——————

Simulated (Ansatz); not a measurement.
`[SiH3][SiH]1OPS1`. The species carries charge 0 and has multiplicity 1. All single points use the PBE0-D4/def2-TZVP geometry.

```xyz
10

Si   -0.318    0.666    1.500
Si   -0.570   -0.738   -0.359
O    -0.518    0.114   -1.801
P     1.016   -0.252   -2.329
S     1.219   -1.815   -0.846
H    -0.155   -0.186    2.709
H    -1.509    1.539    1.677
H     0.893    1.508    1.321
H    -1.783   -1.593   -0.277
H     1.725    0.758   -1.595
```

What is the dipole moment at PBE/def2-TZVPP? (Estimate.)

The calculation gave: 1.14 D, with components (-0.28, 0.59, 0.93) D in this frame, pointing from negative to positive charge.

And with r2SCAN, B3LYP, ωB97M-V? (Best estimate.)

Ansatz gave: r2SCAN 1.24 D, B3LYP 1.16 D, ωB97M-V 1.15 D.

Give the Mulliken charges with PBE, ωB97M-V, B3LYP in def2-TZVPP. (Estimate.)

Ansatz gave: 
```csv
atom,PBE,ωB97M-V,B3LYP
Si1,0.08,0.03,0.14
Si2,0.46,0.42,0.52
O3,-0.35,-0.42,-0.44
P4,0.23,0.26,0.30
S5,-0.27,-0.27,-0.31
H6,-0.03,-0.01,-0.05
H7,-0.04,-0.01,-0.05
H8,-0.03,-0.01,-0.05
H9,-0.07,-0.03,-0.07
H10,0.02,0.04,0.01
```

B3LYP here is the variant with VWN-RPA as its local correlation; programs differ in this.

——————

ACTIVITY:
From the first line above through the line that contains "Ansatz gave: r2SCAN", quote each line exactly. Output nothing more.

ANSWER SECTION:
Simulated (Ansatz); not a measurement.
`[SiH3][SiH]1OPS1`. The species carries charge 0 and has multiplicity 1. All single points use the PBE0-D4/def2-TZVP geometry.

```xyz
10

Si   -0.318    0.666    1.500
Si   -0.570   -0.738   -0.359
O    -0.518    0.114   -1.801
P     1.016   -0.252   -2.329
S     1.219   -1.815   -0.846
H    -0.155   -0.186    2.709
H    -1.509    1.539    1.677
H     0.893    1.508    1.321
H    -1.783   -1.593   -0.277
H     1.725    0.758   -1.595
```

What is the dipole moment at PBE/def2-TZVPP? (Estimate.)

The calculation gave: 1.14 D, with components (-0.28, 0.59, 0.93) D in this frame, pointing from negative to positive charge.

And with r2SCAN, B3LYP, ωB97M-V? (Best estimate.)

Ansatz gave: r2SCAN 1.24 D, B3LYP 1.16 D, ωB97M-V 1.15 D.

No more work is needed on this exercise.